**Action item:**
The line containing "Give the three principal values." marks the end: write out exactly every line from the first line of the data below through that line, and only those.

^^^^

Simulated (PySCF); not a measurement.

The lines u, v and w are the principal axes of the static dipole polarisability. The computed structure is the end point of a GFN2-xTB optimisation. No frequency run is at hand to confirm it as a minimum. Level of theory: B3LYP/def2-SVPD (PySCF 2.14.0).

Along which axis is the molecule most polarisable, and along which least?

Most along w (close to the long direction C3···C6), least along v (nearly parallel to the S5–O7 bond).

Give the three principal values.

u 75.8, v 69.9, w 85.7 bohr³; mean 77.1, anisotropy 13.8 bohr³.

^^^^

**Answer box:**
Simulated (PySCF); not a measurement.

The lines u, v and w are the principal axes of the static dipole polarisability. The computed structure is the end point of a GFN2-xTB optimisation. No frequency run is at hand to confirm it as a minimum. Level of theory: B3LYP/def2-SVPD (PySCF 2.14.0).

Along which axis is the molecule most polarisable, and along which least?

Most along w (close to the long direction C3···C6), least along v (nearly parallel to the S5–O7 bond).

Give the three principal values.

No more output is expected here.